• _Action item_
Copy the records below verbatim, from the first line through the line containing "Solution. 15 atoms, non-linear: 3N − 6 = 39.", inclusive, and output nothing else.

• _Recorded information_
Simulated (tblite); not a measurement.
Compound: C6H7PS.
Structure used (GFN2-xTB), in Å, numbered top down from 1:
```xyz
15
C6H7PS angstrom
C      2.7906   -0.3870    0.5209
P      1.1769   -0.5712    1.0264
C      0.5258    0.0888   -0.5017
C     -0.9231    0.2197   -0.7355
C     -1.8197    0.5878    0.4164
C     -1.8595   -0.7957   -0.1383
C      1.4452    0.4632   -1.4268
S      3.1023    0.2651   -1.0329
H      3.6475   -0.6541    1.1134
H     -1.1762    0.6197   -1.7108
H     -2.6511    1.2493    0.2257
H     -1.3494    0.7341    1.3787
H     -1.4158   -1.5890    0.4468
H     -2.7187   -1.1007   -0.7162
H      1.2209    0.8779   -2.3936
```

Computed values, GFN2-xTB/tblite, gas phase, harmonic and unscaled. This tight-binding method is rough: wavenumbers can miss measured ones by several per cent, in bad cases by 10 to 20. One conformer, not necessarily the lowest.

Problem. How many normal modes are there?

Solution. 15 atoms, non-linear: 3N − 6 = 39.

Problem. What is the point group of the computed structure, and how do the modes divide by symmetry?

• _Your solution_
Simulated (tblite); not a measurement.
Compound: C6H7PS.
Structure used (GFN2-xTB), in Å, numbered top down from 1:
```xyz
15
C6H7PS angstrom
C      2.7906   -0.3870    0.5209
P      1.1769   -0.5712    1.0264
C      0.5258    0.0888   -0.5017
C     -0.9231    0.2197   -0.7355
C     -1.8197    0.5878    0.4164
C     -1.8595   -0.7957   -0.1383
C      1.4452    0.4632   -1.4268
S      3.1023    0.2651   -1.0329
H      3.6475   -0.6541    1.1134
H     -1.1762    0.6197   -1.7108
H     -2.6511    1.2493    0.2257
H     -1.3494    0.7341    1.3787
H     -1.4158   -1.5890    0.4468
H     -2.7187   -1.1007   -0.7162
H      1.2209    0.8779   -2.3936
```

Computed values, GFN2-xTB/tblite, gas phase, harmonic and unscaled. This tight-binding method is rough: wavenumbers can miss measured ones by several per cent, in bad cases by 10 to 20. One conformer, not necessarily the lowest.

Problem. How many normal modes are there?

Solution. 15 atoms, non-linear: 3N − 6 = 39.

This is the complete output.